ACTIVITY>
Return each record shown beneath, word for word.

┄┄┄┄┄┄┄┄┄┄

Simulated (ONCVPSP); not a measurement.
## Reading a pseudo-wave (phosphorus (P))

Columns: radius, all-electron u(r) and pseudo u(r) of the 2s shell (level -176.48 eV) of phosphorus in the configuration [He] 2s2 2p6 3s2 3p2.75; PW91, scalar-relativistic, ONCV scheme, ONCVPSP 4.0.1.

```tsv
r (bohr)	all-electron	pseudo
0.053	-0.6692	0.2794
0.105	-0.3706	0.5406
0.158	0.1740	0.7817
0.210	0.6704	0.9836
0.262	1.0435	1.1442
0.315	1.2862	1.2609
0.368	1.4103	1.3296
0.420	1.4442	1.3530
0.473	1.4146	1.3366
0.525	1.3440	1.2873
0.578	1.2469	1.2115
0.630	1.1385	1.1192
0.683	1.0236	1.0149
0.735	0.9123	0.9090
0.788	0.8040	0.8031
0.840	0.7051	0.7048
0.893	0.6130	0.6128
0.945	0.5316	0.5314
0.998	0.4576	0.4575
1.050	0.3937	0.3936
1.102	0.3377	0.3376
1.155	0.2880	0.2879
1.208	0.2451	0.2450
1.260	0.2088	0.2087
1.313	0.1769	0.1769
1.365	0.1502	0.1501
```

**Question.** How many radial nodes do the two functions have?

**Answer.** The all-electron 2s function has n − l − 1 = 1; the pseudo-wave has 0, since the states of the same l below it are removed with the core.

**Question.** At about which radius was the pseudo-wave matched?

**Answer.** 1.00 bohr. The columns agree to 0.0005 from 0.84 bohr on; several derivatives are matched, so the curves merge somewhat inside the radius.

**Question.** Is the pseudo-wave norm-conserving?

┄┄┄┄┄┄┄┄┄┄

YOUR RESPONSE>
Simulated (ONCVPSP); not a measurement.
## Reading a pseudo-wave (phosphorus (P))

Columns: radius, all-electron u(r) and pseudo u(r) of the 2s shell (level -176.48 eV) of phosphorus in the configuration [He] 2s2 2p6 3s2 3p2.75; PW91, scalar-relativistic, ONCV scheme, ONCVPSP 4.0.1.

```tsv
r (bohr)	all-electron	pseudo
0.053	-0.6692	0.2794
0.105	-0.3706	0.5406
0.158	0.1740	0.7817
0.210	0.6704	0.9836
0.262	1.0435	1.1442
0.315	1.2862	1.2609
0.368	1.4103	1.3296
0.420	1.4442	1.3530
0.473	1.4146	1.3366
0.525	1.3440	1.2873
0.578	1.2469	1.2115
0.630	1.1385	1.1192
0.683	1.0236	1.0149
0.735	0.9123	0.9090
0.788	0.8040	0.8031
0.840	0.7051	0.7048
0.893	0.6130	0.6128
0.945	0.5316	0.5314
0.998	0.4576	0.4575
1.050	0.3937	0.3936
1.102	0.3377	0.3376
1.155	0.2880	0.2879
1.208	0.2451	0.2450
1.260	0.2088	0.2087
1.313	0.1769	0.1769
1.365	0.1502	0.1501
```

**Question.** How many radial nodes do the two functions have?

**Answer.** The all-electron 2s function has n − l − 1 = 1; the pseudo-wave has 0, since the states of the same l below it are removed with the core.

**Question.** At about which radius was the pseudo-wave matched?

**Answer.** 1.00 bohr. The columns agree to 0.0005 from 0.84 bohr on; several derivatives are matched, so the curves merge somewhat inside the radius.

**Question.** Is the pseudo-wave norm-conserving?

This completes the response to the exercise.